**Work order**
Please output the full listing, character for character.

**Listed records**
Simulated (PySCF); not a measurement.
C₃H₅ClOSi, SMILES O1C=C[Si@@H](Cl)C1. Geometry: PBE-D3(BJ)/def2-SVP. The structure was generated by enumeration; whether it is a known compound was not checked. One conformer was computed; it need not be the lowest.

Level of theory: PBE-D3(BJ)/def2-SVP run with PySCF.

**Task result**
Simulated (PySCF); not a measurement.
C₃H₅ClOSi, SMILES O1C=C[Si@@H](Cl)C1. Geometry: PBE-D3(BJ)/def2-SVP. The structure was generated by enumeration; whether it is a known compound was not checked. One conformer was computed; it need not be the lowest.

Level of theory: PBE-D3(BJ)/def2-SVP run with PySCF.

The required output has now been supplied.